**TASK ITEM**:
Every entry needs to be given again exactly as it reads.

**DATASET EXCERPTS**:
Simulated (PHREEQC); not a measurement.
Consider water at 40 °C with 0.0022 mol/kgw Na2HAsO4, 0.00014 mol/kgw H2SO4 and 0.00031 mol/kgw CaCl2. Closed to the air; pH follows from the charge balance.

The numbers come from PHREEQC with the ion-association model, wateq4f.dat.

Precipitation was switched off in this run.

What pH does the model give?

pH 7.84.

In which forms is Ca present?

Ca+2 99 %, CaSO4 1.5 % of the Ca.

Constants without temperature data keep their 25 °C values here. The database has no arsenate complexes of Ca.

**TASK RESULT**:
Simulated (PHREEQC); not a measurement.
Consider water at 40 °C with 0.0022 mol/kgw Na2HAsO4, 0.00014 mol/kgw H2SO4 and 0.00031 mol/kgw CaCl2. Closed to the air; pH follows from the charge balance.

The numbers come from PHREEQC with the ion-association model, wateq4f.dat.

Precipitation was switched off in this run.

What pH does the model give?

pH 7.84.

In which forms is Ca present?

Ca+2 99 %, CaSO4 1.5 % of the Ca.

Constants without temperature data keep their 25 °C values here. The database has no arsenate complexes of Ca.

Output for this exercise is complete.